::: EXTRACTED DATA :::

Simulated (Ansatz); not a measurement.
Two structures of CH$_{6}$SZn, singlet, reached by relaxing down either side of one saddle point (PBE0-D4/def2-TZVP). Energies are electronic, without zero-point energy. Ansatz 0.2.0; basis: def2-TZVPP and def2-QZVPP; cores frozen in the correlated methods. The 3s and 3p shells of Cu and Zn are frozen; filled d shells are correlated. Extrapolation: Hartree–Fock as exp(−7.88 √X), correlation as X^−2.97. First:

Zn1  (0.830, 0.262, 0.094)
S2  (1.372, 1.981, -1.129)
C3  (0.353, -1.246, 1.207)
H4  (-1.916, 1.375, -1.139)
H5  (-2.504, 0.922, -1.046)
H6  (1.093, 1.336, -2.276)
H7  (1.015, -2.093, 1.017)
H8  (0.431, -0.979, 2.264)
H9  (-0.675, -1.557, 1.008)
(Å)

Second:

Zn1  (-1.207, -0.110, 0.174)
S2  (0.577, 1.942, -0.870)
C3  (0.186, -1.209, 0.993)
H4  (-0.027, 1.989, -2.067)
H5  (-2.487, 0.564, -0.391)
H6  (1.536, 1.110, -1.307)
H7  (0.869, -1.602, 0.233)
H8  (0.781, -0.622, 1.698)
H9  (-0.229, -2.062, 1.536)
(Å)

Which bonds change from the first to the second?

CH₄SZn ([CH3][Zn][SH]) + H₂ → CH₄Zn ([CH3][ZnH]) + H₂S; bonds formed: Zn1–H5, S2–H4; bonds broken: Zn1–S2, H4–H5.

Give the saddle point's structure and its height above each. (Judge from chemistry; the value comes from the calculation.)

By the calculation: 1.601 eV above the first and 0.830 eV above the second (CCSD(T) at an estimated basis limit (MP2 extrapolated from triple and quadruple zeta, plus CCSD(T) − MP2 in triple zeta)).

:::

→ REQUIRED ACTION:
Up to and including the line with "(0.830, 0.262, 0.094)", print every line of the material above, starting from its first line, exactly.

→ EXPECTED ANSWER:
Simulated (Ansatz); not a measurement.
Two structures of CH$_{6}$SZn, singlet, reached by relaxing down either side of one saddle point (PBE0-D4/def2-TZVP). Energies are electronic, without zero-point energy. Ansatz 0.2.0; basis: def2-TZVPP and def2-QZVPP; cores frozen in the correlated methods. The 3s and 3p shells of Cu and Zn are frozen; filled d shells are correlated. Extrapolation: Hartree–Fock as exp(−7.88 √X), correlation as X^−2.97. First:

Zn1  (0.830, 0.262, 0.094)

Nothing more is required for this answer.